### WORK INSTRUCTION
Repeat only the lines below from the one containing "Task: Which orbitals" through the one containing "Result: Within 0.5", inclusive, exactly as written.

### RECORDS SUPPLIED
******

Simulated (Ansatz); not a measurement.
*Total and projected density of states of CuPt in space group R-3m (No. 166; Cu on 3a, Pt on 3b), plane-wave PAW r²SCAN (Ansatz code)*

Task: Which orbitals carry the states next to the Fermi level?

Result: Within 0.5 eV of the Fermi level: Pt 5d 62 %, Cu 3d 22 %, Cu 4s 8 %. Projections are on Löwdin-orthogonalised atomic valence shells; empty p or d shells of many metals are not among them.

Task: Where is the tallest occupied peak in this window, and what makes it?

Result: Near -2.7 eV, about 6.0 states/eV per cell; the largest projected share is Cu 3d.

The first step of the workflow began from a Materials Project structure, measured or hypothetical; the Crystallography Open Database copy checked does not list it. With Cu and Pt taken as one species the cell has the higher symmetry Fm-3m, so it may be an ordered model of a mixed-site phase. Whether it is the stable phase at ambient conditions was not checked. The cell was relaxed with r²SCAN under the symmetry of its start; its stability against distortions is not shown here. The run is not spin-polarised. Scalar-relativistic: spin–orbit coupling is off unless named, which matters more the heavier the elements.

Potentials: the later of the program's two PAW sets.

******

### WRITTEN RESPONSE
Task: Which orbitals carry the states next to the Fermi level?

Result: Within 0.5 eV of the Fermi level: Pt 5d 62 %, Cu 3d 22 %, Cu 4s 8 %. Projections are on Löwdin-orthogonalised atomic valence shells; empty p or d shells of many metals are not among them.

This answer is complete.